__EXTRACTED MATERIAL__.
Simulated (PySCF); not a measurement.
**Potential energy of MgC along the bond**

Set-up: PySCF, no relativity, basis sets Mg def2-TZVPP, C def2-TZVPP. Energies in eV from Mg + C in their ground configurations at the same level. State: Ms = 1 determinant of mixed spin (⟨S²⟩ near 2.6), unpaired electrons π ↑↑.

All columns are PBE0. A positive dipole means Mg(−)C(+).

__ASSIGNMENT__.
The full material above needs to be returned unaltered.

__WRITTEN SOLUTION__.
Simulated (PySCF); not a measurement.
**Potential energy of MgC along the bond**

Set-up: PySCF, no relativity, basis sets Mg def2-TZVPP, C def2-TZVPP. Energies in eV from Mg + C in their ground configurations at the same level. State: Ms = 1 determinant of mixed spin (⟨S²⟩ near 2.6), unpaired electrons π ↑↑.

All columns are PBE0. A positive dipole means Mg(−)C(+).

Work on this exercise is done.